• WORK ITEM
Beginning with the first line of the data below, set down each line exactly through the line that contains "Solution. One answer".

• RECORDS PROVIDED
+---+

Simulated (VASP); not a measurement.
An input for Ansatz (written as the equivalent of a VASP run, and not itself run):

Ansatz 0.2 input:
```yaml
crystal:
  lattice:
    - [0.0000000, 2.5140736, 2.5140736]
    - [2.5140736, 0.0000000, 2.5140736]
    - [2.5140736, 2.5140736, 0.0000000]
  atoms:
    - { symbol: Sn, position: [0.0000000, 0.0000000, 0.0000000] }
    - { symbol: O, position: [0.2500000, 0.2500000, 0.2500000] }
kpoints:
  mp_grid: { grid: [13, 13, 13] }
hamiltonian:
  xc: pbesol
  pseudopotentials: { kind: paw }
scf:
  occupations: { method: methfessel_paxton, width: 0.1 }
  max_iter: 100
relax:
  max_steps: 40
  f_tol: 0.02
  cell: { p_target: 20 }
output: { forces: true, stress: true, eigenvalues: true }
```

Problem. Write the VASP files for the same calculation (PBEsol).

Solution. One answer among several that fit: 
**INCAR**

+---+

• TASK RESULT
Simulated (VASP); not a measurement.
An input for Ansatz (written as the equivalent of a VASP run, and not itself run):

Ansatz 0.2 input:
```yaml
crystal:
  lattice:
    - [0.0000000, 2.5140736, 2.5140736]
    - [2.5140736, 0.0000000, 2.5140736]
    - [2.5140736, 2.5140736, 0.0000000]
  atoms:
    - { symbol: Sn, position: [0.0000000, 0.0000000, 0.0000000] }
    - { symbol: O, position: [0.2500000, 0.2500000, 0.2500000] }
kpoints:
  mp_grid: { grid: [13, 13, 13] }
hamiltonian:
  xc: pbesol
  pseudopotentials: { kind: paw }
scf:
  occupations: { method: methfessel_paxton, width: 0.1 }
  max_iter: 100
relax:
  max_steps: 40
  f_tol: 0.02
  cell: { p_target: 20 }
output: { forces: true, stress: true, eigenvalues: true }
```

Problem. Write the VASP files for the same calculation (PBEsol).

Solution. One answer among several that fit: 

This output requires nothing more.